+++ Data for review +++
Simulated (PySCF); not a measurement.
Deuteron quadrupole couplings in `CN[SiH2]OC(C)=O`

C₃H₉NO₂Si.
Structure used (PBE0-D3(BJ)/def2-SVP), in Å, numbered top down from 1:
+++

- _Assignment_
Repeat the material word for word, in full.

- _Your response_
Simulated (PySCF); not a measurement.
Deuteron quadrupole couplings in `CN[SiH2]OC(C)=O`

C₃H₉NO₂Si.
Structure used (PBE0-D3(BJ)/def2-SVP), in Å, numbered top down from 1:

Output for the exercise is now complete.